▶ **WORK ORDER**
Word for word, return the lines from the top of the listing to the line containing "The pressure is its mean diagonal, 1.68 GPa.", both ends included, and no others.

▶ **SUPPLIED INFORMATION**
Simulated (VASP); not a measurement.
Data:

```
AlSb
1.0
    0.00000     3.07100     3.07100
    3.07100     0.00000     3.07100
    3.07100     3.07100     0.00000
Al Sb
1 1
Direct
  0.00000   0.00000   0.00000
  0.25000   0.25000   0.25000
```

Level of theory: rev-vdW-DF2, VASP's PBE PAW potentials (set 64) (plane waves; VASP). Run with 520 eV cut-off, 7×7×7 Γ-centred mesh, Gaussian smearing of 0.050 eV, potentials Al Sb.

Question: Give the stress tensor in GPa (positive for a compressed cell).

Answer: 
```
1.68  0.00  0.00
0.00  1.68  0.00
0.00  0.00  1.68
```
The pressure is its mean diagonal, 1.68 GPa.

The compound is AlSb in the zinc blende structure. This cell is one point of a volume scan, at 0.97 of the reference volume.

▶ **EXERCISE OUTPUT**
Simulated (VASP); not a measurement.
Data:

```
AlSb
1.0
    0.00000     3.07100     3.07100
    3.07100     0.00000     3.07100
    3.07100     3.07100     0.00000
Al Sb
1 1
Direct
  0.00000   0.00000   0.00000
  0.25000   0.25000   0.25000
```

Level of theory: rev-vdW-DF2, VASP's PBE PAW potentials (set 64) (plane waves; VASP). Run with 520 eV cut-off, 7×7×7 Γ-centred mesh, Gaussian smearing of 0.050 eV, potentials Al Sb.

Question: Give the stress tensor in GPa (positive for a compressed cell).

Answer: 
```
1.68  0.00  0.00
0.00  1.68  0.00
0.00  0.00  1.68
```
The pressure is its mean diagonal, 1.68 GPa.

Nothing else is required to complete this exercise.